[RECORDED DATA Boundary: Start]

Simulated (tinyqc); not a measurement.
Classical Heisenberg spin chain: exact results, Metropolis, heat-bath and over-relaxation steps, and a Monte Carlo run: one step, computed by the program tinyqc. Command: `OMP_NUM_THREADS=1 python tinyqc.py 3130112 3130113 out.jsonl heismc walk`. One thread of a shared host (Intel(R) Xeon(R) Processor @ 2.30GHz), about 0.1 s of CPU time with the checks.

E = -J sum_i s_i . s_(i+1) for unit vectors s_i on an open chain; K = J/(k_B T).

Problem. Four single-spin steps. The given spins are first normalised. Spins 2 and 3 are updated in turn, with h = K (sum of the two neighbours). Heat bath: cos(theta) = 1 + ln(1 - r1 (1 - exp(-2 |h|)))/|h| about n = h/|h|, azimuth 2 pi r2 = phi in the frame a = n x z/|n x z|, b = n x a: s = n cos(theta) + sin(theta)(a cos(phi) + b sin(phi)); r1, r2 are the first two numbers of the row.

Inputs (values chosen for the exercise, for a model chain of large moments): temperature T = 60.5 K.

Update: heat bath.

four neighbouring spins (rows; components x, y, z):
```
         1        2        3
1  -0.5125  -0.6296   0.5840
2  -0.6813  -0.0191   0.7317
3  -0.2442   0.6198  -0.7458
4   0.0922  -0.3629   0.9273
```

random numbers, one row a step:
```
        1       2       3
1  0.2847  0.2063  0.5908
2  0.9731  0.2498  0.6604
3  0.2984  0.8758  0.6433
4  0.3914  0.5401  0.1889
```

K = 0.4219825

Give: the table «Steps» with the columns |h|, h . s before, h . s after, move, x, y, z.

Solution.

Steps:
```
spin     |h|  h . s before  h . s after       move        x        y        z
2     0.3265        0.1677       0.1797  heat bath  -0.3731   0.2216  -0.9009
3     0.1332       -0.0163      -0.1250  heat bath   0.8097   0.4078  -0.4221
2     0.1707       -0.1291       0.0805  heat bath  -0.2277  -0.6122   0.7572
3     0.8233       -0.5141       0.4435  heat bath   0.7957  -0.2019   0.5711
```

[RECORDED DATA Boundary: End]

TASK ITEM: Precisely the lines between those holding "Update: heat bath." and "K = 0.4219825", inclusive, are to be reproduced from the listing above, with nothing added.

EXPECTED ANSWER:
Update: heat bath.

four neighbouring spins (rows; components x, y, z):
```
         1        2        3
1  -0.5125  -0.6296   0.5840
2  -0.6813  -0.0191   0.7317
3  -0.2442   0.6198  -0.7458
4   0.0922  -0.3629   0.9273
```

random numbers, one row a step:
```
        1       2       3
1  0.2847  0.2063  0.5908
2  0.9731  0.2498  0.6604
3  0.2984  0.8758  0.6433
4  0.3914  0.5401  0.1889
```

K = 0.4219825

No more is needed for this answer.